→ **Required action**: From the first line of the data below, copy each line up to the one containing "- 0.95, bubble", and include that line too.

→ **Provided information**:
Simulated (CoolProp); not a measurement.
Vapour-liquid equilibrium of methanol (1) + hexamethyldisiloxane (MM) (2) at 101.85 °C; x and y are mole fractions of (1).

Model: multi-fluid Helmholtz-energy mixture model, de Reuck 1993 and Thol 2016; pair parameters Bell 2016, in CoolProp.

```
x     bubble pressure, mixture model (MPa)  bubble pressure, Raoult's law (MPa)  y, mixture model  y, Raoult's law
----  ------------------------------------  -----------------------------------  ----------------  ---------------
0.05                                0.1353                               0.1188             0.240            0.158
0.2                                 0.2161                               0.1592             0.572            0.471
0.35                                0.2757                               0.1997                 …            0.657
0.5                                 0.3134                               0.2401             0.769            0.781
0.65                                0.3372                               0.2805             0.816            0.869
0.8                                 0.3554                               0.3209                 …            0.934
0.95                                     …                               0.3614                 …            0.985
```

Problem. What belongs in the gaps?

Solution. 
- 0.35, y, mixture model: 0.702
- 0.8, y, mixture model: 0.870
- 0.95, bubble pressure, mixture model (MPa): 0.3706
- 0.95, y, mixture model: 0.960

→ **Problem solution**:
Simulated (CoolProp); not a measurement.
Vapour-liquid equilibrium of methanol (1) + hexamethyldisiloxane (MM) (2) at 101.85 °C; x and y are mole fractions of (1).

Model: multi-fluid Helmholtz-energy mixture model, de Reuck 1993 and Thol 2016; pair parameters Bell 2016, in CoolProp.

```
x     bubble pressure, mixture model (MPa)  bubble pressure, Raoult's law (MPa)  y, mixture model  y, Raoult's law
----  ------------------------------------  -----------------------------------  ----------------  ---------------
0.05                                0.1353                               0.1188             0.240            0.158
0.2                                 0.2161                               0.1592             0.572            0.471
0.35                                0.2757                               0.1997                 …            0.657
0.5                                 0.3134                               0.2401             0.769            0.781
0.65                                0.3372                               0.2805             0.816            0.869
0.8                                 0.3554                               0.3209                 …            0.934
0.95                                     …                               0.3614                 …            0.985
```

Problem. What belongs in the gaps?

Solution. 
- 0.35, y, mixture model: 0.702
- 0.8, y, mixture model: 0.870
- 0.95, bubble pressure, mixture model (MPa): 0.3706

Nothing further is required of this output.